_Required action_. Reproduce the records below word for word.

_Given entries_.
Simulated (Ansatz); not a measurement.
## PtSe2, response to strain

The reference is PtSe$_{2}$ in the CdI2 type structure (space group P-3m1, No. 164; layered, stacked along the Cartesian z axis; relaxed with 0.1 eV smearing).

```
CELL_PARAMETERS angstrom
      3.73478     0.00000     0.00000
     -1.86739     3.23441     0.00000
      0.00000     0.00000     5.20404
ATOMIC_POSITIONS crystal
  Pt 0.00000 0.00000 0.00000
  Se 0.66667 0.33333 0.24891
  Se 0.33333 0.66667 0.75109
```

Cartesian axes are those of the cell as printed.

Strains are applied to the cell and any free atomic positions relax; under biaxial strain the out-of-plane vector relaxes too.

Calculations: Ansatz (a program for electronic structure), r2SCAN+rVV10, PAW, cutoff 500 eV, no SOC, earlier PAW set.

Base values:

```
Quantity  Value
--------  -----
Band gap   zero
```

_Exercise result_.
Simulated (Ansatz); not a measurement.
## PtSe2, response to strain

The reference is PtSe$_{2}$ in the CdI2 type structure (space group P-3m1, No. 164; layered, stacked along the Cartesian z axis; relaxed with 0.1 eV smearing).

```
CELL_PARAMETERS angstrom
      3.73478     0.00000     0.00000
     -1.86739     3.23441     0.00000
      0.00000     0.00000     5.20404
ATOMIC_POSITIONS crystal
  Pt 0.00000 0.00000 0.00000
  Se 0.66667 0.33333 0.24891
  Se 0.33333 0.66667 0.75109
```

Cartesian axes are those of the cell as printed.

Strains are applied to the cell and any free atomic positions relax; under biaxial strain the out-of-plane vector relaxes too.

Calculations: Ansatz (a program for electronic structure), r2SCAN+rVV10, PAW, cutoff 500 eV, no SOC, earlier PAW set.

Base values:

```
Quantity  Value
--------  -----
Band gap   zero
```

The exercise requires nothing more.